▼
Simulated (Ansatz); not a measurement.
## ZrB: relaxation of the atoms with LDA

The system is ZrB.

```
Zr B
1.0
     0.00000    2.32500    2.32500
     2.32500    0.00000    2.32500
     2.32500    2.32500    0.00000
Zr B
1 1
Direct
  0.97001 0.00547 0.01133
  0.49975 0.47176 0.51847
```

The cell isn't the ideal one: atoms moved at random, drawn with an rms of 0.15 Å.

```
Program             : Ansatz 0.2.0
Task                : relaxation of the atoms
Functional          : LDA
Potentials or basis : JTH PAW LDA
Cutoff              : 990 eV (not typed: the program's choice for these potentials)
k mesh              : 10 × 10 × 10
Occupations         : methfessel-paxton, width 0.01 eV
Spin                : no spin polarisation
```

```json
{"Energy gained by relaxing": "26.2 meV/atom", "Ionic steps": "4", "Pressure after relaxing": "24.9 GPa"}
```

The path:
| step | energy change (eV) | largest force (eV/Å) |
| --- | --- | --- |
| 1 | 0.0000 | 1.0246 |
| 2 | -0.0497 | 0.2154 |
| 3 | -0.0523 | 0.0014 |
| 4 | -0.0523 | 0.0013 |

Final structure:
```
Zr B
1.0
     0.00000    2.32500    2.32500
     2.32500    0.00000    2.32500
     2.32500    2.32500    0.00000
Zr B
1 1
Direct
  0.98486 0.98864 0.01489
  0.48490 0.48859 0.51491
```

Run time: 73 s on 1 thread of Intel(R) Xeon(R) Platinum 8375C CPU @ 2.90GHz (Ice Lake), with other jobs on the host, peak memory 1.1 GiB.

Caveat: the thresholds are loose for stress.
▲

▶ REQUIREMENT
Although the records may continue, retype only the lines from the first one through the one containing "Run time: 73", exactly as they appear.

▶ ANSWER SECTION
Simulated (Ansatz); not a measurement.
## ZrB: relaxation of the atoms with LDA

The system is ZrB.

```
Zr B
1.0
     0.00000    2.32500    2.32500
     2.32500    0.00000    2.32500
     2.32500    2.32500    0.00000
Zr B
1 1
Direct
  0.97001 0.00547 0.01133
  0.49975 0.47176 0.51847
```

The cell isn't the ideal one: atoms moved at random, drawn with an rms of 0.15 Å.

```
Program             : Ansatz 0.2.0
Task                : relaxation of the atoms
Functional          : LDA
Potentials or basis : JTH PAW LDA
Cutoff              : 990 eV (not typed: the program's choice for these potentials)
k mesh              : 10 × 10 × 10
Occupations         : methfessel-paxton, width 0.01 eV
Spin                : no spin polarisation
```

```json
{"Energy gained by relaxing": "26.2 meV/atom", "Ionic steps": "4", "Pressure after relaxing": "24.9 GPa"}
```

The path:
| step | energy change (eV) | largest force (eV/Å) |
| --- | --- | --- |
| 1 | 0.0000 | 1.0246 |
| 2 | -0.0497 | 0.2154 |
| 3 | -0.0523 | 0.0014 |
| 4 | -0.0523 | 0.0013 |

Final structure:
```
Zr B
1.0
     0.00000    2.32500    2.32500
     2.32500    0.00000    2.32500
     2.32500    2.32500    0.00000
Zr B
1 1
Direct
  0.98486 0.98864 0.01489
  0.48490 0.48859 0.51491
```

Run time: 73 s on 1 thread of Intel(R) Xeon(R) Platinum 8375C CPU @ 2.90GHz (Ice Lake), with other jobs on the host, peak memory 1.1 GiB.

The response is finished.